-- Work item --
Exactly as written, copy the lines that run from the start of the data below to the line containing "Run with TranSIESTA", both ends included.

# # #

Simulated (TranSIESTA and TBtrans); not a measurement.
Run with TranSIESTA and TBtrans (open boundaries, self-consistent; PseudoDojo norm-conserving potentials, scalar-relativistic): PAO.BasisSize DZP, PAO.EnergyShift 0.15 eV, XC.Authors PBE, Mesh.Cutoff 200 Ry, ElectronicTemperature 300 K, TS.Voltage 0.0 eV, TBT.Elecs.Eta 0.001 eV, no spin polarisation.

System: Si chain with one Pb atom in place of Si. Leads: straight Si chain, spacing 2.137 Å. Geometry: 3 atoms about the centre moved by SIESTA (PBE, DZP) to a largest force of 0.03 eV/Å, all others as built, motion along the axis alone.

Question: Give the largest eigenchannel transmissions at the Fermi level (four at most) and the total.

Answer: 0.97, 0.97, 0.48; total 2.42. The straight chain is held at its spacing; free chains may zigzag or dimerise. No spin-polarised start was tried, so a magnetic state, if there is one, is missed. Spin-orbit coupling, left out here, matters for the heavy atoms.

# # #

-- Response area --
Simulated (TranSIESTA and TBtrans); not a measurement.
Run with TranSIESTA and TBtrans (open boundaries, self-consistent; PseudoDojo norm-conserving potentials, scalar-relativistic): PAO.BasisSize DZP, PAO.EnergyShift 0.15 eV, XC.Authors PBE, Mesh.Cutoff 200 Ry, ElectronicTemperature 300 K, TS.Voltage 0.0 eV, TBT.Elecs.Eta 0.001 eV, no spin polarisation.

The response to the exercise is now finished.